Task item
When you reach the line with "Results of the" in the data below, begin printing lines exactly, and stop once the line with "Caveat: the k" has been printed.

====

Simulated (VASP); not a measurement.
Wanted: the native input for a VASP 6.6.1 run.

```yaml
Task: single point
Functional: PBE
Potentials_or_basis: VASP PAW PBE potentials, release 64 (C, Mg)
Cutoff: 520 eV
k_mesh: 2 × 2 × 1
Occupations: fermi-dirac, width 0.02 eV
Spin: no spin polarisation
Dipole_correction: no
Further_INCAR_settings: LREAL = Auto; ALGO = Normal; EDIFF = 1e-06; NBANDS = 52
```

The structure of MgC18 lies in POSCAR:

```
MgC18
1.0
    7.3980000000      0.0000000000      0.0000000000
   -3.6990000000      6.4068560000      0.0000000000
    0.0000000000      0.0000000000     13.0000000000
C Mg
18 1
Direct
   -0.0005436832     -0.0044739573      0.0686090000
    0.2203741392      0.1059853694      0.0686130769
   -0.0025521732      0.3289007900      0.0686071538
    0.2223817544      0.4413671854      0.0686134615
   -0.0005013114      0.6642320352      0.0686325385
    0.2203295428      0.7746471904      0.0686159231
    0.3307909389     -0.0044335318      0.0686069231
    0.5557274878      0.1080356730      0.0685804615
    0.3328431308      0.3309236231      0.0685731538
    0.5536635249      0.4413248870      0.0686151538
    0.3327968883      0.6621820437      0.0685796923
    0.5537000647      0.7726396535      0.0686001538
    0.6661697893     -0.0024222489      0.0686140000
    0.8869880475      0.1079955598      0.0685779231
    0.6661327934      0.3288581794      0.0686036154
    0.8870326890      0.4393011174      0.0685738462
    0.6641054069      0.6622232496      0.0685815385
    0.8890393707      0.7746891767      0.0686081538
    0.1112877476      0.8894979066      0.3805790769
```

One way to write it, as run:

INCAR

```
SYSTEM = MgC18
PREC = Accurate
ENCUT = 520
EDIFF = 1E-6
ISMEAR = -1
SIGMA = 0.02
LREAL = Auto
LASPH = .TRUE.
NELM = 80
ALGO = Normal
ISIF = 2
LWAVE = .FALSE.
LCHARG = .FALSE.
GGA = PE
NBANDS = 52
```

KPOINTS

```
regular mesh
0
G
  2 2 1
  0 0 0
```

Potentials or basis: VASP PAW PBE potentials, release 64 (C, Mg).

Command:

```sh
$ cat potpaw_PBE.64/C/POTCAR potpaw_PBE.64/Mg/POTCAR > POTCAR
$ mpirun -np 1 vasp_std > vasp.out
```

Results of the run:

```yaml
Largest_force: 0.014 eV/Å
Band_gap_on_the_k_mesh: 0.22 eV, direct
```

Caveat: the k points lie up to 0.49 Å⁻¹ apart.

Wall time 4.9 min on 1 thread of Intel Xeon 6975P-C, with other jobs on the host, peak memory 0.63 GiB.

====

Written response
Results of the run:

```yaml
Largest_force: 0.014 eV/Å
Band_gap_on_the_k_mesh: 0.22 eV, direct
```

Caveat: the k points lie up to 0.49 Å⁻¹ apart.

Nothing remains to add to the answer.